• [Brief] Please output the whole listing below exactly as it is.

- - - -

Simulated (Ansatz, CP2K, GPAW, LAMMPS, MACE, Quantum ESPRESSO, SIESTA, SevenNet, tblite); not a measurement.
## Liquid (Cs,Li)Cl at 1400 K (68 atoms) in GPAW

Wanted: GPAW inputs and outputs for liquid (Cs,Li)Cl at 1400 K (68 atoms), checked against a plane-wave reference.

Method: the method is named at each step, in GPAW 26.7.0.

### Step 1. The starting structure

- - - -

• [Answer section]
Simulated (Ansatz, CP2K, GPAW, LAMMPS, MACE, Quantum ESPRESSO, SIESTA, SevenNet, tblite); not a measurement.
## Liquid (Cs,Li)Cl at 1400 K (68 atoms) in GPAW

Wanted: GPAW inputs and outputs for liquid (Cs,Li)Cl at 1400 K (68 atoms), checked against a plane-wave reference.

Method: the method is named at each step, in GPAW 26.7.0.

### Step 1. The starting structure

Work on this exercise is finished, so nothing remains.